+---+

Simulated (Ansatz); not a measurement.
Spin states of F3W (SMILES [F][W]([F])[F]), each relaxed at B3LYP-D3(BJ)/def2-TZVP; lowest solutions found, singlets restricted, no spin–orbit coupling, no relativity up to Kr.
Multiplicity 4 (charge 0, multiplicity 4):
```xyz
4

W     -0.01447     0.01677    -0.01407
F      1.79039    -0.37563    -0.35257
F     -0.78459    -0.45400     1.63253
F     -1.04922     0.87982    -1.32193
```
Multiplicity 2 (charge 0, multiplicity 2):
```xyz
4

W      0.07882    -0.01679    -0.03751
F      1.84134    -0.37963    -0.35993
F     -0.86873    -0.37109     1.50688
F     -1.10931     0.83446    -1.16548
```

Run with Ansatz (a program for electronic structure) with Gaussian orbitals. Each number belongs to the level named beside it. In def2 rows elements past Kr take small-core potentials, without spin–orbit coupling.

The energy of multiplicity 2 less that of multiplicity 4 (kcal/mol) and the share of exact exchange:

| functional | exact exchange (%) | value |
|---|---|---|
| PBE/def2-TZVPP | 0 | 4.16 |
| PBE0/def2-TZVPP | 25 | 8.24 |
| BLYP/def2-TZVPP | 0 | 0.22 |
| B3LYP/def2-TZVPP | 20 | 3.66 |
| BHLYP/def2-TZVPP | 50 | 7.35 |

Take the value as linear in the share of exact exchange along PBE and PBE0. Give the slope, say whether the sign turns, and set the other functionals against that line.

+---+

Work instruction ->
Return the whole listing, keeping every line exactly as it is.

Exercise response ->
Simulated (Ansatz); not a measurement.
Spin states of F3W (SMILES [F][W]([F])[F]), each relaxed at B3LYP-D3(BJ)/def2-TZVP; lowest solutions found, singlets restricted, no spin–orbit coupling, no relativity up to Kr.
Multiplicity 4 (charge 0, multiplicity 4):
```xyz
4

W     -0.01447     0.01677    -0.01407
F      1.79039    -0.37563    -0.35257
F     -0.78459    -0.45400     1.63253
F     -1.04922     0.87982    -1.32193
```
Multiplicity 2 (charge 0, multiplicity 2):
```xyz
4

W      0.07882    -0.01679    -0.03751
F      1.84134    -0.37963    -0.35993
F     -0.86873    -0.37109     1.50688
F     -1.10931     0.83446    -1.16548
```

Run with Ansatz (a program for electronic structure) with Gaussian orbitals. Each number belongs to the level named beside it. In def2 rows elements past Kr take small-core potentials, without spin–orbit coupling.

The energy of multiplicity 2 less that of multiplicity 4 (kcal/mol) and the share of exact exchange:

| functional | exact exchange (%) | value |
|---|---|---|
| PBE/def2-TZVPP | 0 | 4.16 |
| PBE0/def2-TZVPP | 25 | 8.24 |
| BLYP/def2-TZVPP | 0 | 0.22 |
| B3LYP/def2-TZVPP | 20 | 3.66 |
| BHLYP/def2-TZVPP | 50 | 7.35 |

Take the value as linear in the share of exact exchange along PBE and PBE0. Give the slope, say whether the sign turns, and set the other functionals against that line.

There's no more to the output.